——————————
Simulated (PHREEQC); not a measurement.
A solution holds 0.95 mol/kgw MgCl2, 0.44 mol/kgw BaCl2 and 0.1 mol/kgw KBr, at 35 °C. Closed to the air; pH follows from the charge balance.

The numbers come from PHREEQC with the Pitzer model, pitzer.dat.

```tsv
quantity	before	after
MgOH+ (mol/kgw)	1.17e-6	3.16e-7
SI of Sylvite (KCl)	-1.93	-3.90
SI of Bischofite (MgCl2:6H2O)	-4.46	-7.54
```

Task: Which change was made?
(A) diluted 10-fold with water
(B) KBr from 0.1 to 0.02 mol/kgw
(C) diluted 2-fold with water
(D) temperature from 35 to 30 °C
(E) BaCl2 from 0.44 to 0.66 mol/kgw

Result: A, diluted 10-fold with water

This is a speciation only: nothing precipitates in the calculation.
——————————

--- Activity ---
Copy nothing beyond the line containing "Task: Which change was made?". Transcribe exactly from the first line of the entries down to that line, inclusive.

--- Result ---
Simulated (PHREEQC); not a measurement.
A solution holds 0.95 mol/kgw MgCl2, 0.44 mol/kgw BaCl2 and 0.1 mol/kgw KBr, at 35 °C. Closed to the air; pH follows from the charge balance.

The numbers come from PHREEQC with the Pitzer model, pitzer.dat.

```tsv
quantity	before	after
MgOH+ (mol/kgw)	1.17e-6	3.16e-7
SI of Sylvite (KCl)	-1.93	-3.90
SI of Bischofite (MgCl2:6H2O)	-4.46	-7.54
```

Task: Which change was made?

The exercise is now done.